### Exercise
Each line below should be restated exactly, with nothing dropped.

### Excerpted records
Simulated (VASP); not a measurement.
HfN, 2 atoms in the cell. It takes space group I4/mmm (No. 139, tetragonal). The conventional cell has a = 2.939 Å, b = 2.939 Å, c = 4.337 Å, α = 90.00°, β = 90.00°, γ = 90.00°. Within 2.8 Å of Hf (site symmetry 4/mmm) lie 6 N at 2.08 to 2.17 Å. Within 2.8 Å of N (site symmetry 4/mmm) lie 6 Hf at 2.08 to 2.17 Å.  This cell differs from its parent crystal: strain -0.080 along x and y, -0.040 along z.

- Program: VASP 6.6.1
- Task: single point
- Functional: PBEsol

### Written response
Simulated (VASP); not a measurement.
HfN, 2 atoms in the cell. It takes space group I4/mmm (No. 139, tetragonal). The conventional cell has a = 2.939 Å, b = 2.939 Å, c = 4.337 Å, α = 90.00°, β = 90.00°, γ = 90.00°. Within 2.8 Å of Hf (site symmetry 4/mmm) lie 6 N at 2.08 to 2.17 Å. Within 2.8 Å of N (site symmetry 4/mmm) lie 6 Hf at 2.08 to 2.17 Å.  This cell differs from its parent crystal: strain -0.080 along x and y, -0.040 along z.

- Program: VASP 6.6.1
- Task: single point
- Functional: PBEsol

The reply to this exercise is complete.